GIVEN RECORDS below:

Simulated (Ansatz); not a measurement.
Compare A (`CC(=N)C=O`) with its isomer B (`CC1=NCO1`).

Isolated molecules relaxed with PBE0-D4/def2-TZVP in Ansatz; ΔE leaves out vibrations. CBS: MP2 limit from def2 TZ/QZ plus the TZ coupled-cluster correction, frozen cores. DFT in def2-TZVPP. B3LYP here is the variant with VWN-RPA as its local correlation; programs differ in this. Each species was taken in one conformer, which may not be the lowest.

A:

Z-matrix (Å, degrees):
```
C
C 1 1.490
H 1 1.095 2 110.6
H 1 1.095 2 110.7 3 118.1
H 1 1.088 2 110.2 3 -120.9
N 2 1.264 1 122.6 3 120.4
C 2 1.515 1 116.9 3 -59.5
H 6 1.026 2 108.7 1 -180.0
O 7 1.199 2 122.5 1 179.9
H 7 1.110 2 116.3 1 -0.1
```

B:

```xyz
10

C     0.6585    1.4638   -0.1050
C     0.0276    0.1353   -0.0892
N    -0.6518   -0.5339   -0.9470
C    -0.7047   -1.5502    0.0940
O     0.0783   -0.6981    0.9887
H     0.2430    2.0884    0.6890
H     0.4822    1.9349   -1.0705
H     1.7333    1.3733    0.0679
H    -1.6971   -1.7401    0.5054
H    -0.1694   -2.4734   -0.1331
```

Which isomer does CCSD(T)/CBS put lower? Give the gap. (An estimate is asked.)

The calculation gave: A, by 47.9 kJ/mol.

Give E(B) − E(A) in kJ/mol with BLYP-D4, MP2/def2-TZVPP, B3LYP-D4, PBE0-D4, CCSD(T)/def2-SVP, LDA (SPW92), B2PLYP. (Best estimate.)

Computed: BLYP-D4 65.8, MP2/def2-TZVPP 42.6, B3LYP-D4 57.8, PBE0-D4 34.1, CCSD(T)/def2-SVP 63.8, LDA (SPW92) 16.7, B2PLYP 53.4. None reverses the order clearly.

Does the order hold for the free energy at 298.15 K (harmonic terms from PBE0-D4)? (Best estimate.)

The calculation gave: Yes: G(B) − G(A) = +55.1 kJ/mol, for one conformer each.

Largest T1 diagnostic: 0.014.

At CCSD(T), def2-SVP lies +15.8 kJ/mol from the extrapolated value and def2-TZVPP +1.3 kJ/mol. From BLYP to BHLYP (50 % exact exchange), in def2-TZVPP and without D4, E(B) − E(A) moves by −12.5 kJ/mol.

End of GIVEN RECORDS.

■ **ASSIGNED TASK**:
For this exercise, repeat exactly the lines of the data above from the one with "The calculation gave: Yes: G(B)" down to the one with "Largest T1 diagnostic: 0.014.", both end lines included.

■ **YOUR RESPONSE**:
The calculation gave: Yes: G(B) − G(A) = +55.1 kJ/mol, for one conformer each.

Largest T1 diagnostic: 0.014.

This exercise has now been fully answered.